> WORK INSTRUCTION: The first line of the data below and every line after it, through the one with "A k mesh can", must be transcribed without change.

-------- SOURCE MATERIAL --------

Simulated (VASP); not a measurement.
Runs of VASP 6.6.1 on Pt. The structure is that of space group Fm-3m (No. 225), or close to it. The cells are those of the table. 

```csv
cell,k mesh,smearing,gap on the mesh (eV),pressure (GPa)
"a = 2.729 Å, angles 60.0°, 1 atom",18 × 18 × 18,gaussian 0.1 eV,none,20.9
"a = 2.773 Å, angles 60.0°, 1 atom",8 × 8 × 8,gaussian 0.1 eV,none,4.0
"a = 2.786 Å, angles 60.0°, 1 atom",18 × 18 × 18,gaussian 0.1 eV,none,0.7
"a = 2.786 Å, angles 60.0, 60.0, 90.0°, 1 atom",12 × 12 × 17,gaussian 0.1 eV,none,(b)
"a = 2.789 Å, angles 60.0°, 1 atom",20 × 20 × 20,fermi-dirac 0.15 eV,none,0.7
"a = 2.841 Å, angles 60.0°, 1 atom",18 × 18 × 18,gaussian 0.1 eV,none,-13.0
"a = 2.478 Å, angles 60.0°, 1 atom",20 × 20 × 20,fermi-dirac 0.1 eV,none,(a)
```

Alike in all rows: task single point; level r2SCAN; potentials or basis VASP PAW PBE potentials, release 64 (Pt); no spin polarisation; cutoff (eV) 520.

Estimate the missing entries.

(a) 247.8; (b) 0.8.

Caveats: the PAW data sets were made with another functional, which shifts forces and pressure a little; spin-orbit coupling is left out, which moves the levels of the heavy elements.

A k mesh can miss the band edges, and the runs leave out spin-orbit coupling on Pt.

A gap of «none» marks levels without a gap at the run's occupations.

--------

> EXERCISE OUTPUT:
Simulated (VASP); not a measurement.
Runs of VASP 6.6.1 on Pt. The structure is that of space group Fm-3m (No. 225), or close to it. The cells are those of the table. 

```csv
cell,k mesh,smearing,gap on the mesh (eV),pressure (GPa)
"a = 2.729 Å, angles 60.0°, 1 atom",18 × 18 × 18,gaussian 0.1 eV,none,20.9
"a = 2.773 Å, angles 60.0°, 1 atom",8 × 8 × 8,gaussian 0.1 eV,none,4.0
"a = 2.786 Å, angles 60.0°, 1 atom",18 × 18 × 18,gaussian 0.1 eV,none,0.7
"a = 2.786 Å, angles 60.0, 60.0, 90.0°, 1 atom",12 × 12 × 17,gaussian 0.1 eV,none,(b)
"a = 2.789 Å, angles 60.0°, 1 atom",20 × 20 × 20,fermi-dirac 0.15 eV,none,0.7
"a = 2.841 Å, angles 60.0°, 1 atom",18 × 18 × 18,gaussian 0.1 eV,none,-13.0
"a = 2.478 Å, angles 60.0°, 1 atom",20 × 20 × 20,fermi-dirac 0.1 eV,none,(a)
```

Alike in all rows: task single point; level r2SCAN; potentials or basis VASP PAW PBE potentials, release 64 (Pt); no spin polarisation; cutoff (eV) 520.

Estimate the missing entries.

(a) 247.8; (b) 0.8.

Caveats: the PAW data sets were made with another functional, which shifts forces and pressure a little; spin-orbit coupling is left out, which moves the levels of the heavy elements.

A k mesh can miss the band edges, and the runs leave out spin-orbit coupling on Pt.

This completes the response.